▶ Provided information:
=== Begin Enclosure ===

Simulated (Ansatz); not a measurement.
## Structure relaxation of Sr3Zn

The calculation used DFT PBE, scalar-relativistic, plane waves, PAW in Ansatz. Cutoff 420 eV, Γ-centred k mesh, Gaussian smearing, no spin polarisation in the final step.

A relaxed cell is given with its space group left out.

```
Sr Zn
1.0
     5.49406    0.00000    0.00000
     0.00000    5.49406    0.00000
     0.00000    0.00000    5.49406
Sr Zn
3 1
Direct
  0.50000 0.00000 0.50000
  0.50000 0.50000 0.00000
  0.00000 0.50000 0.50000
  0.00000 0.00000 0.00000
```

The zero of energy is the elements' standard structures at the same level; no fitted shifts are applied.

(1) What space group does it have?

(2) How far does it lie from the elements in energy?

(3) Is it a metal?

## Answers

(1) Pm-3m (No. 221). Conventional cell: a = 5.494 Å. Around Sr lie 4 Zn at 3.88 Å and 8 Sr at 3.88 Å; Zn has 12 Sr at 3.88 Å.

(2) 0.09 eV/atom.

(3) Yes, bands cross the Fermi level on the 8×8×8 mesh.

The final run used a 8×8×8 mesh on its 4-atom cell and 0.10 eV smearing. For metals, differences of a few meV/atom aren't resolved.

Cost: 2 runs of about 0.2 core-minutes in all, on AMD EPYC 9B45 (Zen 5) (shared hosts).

=== End Enclosure ===

▶ Action item: From the listing above, repeat exactly the lines starting at the line that includes "(2) 0.09 eV/atom." and ending at the line that includes "The final run", with nothing outside that span.

▶ Exercise output:
(2) 0.09 eV/atom.

(3) Yes, bands cross the Fermi level on the 8×8×8 mesh.

The final run used a 8×8×8 mesh on its 4-atom cell and 0.10 eV smearing. For metals, differences of a few meV/atom aren't resolved.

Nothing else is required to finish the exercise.